=== Section Start ===
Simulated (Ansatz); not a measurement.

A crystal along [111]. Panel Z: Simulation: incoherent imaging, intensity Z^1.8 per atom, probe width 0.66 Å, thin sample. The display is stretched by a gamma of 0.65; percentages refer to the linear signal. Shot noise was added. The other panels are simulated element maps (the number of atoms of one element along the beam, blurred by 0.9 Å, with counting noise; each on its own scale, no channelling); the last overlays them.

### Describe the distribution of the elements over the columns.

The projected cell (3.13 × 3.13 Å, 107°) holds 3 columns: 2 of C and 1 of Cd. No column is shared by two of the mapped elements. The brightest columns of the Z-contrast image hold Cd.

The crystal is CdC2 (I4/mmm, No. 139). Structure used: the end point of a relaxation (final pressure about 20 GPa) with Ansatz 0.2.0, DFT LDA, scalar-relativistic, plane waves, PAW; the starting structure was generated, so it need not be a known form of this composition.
=== Section End ===

(Work task) The listing above is to be copied exactly, in full.

(Answer section)
Simulated (Ansatz); not a measurement.

A crystal along [111]. Panel Z: Simulation: incoherent imaging, intensity Z^1.8 per atom, probe width 0.66 Å, thin sample. The display is stretched by a gamma of 0.65; percentages refer to the linear signal. Shot noise was added. The other panels are simulated element maps (the number of atoms of one element along the beam, blurred by 0.9 Å, with counting noise; each on its own scale, no channelling); the last overlays them.

### Describe the distribution of the elements over the columns.

The projected cell (3.13 × 3.13 Å, 107°) holds 3 columns: 2 of C and 1 of Cd. No column is shared by two of the mapped elements. The brightest columns of the Z-contrast image hold Cd.

The crystal is CdC2 (I4/mmm, No. 139). Structure used: the end point of a relaxation (final pressure about 20 GPa) with Ansatz 0.2.0, DFT LDA, scalar-relativistic, plane waves, PAW; the starting structure was generated, so it need not be a known form of this composition.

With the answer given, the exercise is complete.